- Information
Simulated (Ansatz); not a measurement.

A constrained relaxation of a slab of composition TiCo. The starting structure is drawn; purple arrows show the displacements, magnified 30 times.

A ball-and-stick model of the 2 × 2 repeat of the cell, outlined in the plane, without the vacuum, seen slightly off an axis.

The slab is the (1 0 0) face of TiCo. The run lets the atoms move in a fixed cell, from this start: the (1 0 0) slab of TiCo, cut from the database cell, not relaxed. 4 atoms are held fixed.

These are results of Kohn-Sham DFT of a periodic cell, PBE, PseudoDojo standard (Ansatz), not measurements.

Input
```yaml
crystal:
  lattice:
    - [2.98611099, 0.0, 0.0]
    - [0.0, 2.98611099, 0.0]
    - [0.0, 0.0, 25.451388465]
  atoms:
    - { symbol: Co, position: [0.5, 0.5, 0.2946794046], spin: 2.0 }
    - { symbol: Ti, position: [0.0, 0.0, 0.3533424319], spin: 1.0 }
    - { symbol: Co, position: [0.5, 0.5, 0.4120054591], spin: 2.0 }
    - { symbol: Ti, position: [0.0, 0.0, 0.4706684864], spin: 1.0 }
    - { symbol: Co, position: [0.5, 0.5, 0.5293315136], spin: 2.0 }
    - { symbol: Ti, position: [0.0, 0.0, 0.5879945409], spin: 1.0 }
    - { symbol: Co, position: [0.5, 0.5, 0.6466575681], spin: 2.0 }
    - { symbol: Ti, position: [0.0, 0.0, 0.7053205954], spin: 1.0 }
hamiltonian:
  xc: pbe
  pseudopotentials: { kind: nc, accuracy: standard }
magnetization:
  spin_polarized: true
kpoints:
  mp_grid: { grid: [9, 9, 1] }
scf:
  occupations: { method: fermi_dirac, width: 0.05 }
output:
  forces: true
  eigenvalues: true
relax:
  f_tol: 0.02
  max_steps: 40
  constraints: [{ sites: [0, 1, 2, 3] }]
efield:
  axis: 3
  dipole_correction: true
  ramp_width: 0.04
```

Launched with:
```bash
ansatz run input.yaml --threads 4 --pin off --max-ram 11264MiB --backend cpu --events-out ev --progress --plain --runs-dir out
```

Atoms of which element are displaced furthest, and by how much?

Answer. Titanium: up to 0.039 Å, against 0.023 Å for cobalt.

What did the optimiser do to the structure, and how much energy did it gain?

- Brief
The line above containing "A constrained relaxation", the line containing "A ball-and-stick model", and every line between them are to be transcribed exactly; no other line is wanted.

- Exercise output
A constrained relaxation of a slab of composition TiCo. The starting structure is drawn; purple arrows show the displacements, magnified 30 times.

A ball-and-stick model of the 2 × 2 repeat of the cell, outlined in the plane, without the vacuum, seen slightly off an axis.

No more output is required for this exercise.